Work task
Would you give the entries below again, precisely as they are written?

>>
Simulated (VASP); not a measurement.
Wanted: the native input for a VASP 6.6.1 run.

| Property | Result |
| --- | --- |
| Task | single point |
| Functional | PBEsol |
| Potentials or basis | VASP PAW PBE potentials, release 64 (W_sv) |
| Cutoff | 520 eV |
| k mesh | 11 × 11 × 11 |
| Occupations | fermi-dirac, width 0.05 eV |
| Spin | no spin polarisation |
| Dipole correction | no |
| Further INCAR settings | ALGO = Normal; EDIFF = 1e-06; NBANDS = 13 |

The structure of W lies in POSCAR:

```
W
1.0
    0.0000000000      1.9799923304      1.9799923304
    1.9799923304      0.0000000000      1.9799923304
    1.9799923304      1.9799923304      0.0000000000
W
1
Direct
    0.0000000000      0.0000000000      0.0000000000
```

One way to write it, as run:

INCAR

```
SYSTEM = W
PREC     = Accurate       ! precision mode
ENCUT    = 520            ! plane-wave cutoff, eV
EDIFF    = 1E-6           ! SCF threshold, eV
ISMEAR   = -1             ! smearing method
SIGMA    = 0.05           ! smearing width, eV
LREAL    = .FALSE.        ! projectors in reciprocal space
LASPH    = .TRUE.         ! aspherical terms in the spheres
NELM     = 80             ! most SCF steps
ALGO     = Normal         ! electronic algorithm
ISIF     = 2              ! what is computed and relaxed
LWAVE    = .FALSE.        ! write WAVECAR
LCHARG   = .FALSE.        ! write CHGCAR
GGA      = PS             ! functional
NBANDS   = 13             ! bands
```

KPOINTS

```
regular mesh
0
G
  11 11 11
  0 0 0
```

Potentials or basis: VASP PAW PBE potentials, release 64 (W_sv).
<<

Expected answer
Simulated (VASP); not a measurement.
Wanted: the native input for a VASP 6.6.1 run.

| Property | Result |
| --- | --- |
| Task | single point |
| Functional | PBEsol |
| Potentials or basis | VASP PAW PBE potentials, release 64 (W_sv) |
| Cutoff | 520 eV |
| k mesh | 11 × 11 × 11 |
| Occupations | fermi-dirac, width 0.05 eV |
| Spin | no spin polarisation |
| Dipole correction | no |
| Further INCAR settings | ALGO = Normal; EDIFF = 1e-06; NBANDS = 13 |

The structure of W lies in POSCAR:

```
W
1.0
    0.0000000000      1.9799923304      1.9799923304
    1.9799923304      0.0000000000      1.9799923304
    1.9799923304      1.9799923304      0.0000000000
W
1
Direct
    0.0000000000      0.0000000000      0.0000000000
```

One way to write it, as run:

INCAR

```
SYSTEM = W
PREC     = Accurate       ! precision mode
ENCUT    = 520            ! plane-wave cutoff, eV
EDIFF    = 1E-6           ! SCF threshold, eV
ISMEAR   = -1             ! smearing method
SIGMA    = 0.05           ! smearing width, eV
LREAL    = .FALSE.        ! projectors in reciprocal space
LASPH    = .TRUE.         ! aspherical terms in the spheres
NELM     = 80             ! most SCF steps
ALGO     = Normal         ! electronic algorithm
ISIF     = 2              ! what is computed and relaxed
LWAVE    = .FALSE.        ! write WAVECAR
LCHARG   = .FALSE.        ! write CHGCAR
GGA      = PS             ! functional
NBANDS   = 13             ! bands
```

KPOINTS

```
regular mesh
0
G
  11 11 11
  0 0 0
```

Potentials or basis: VASP PAW PBE potentials, release 64 (W_sv).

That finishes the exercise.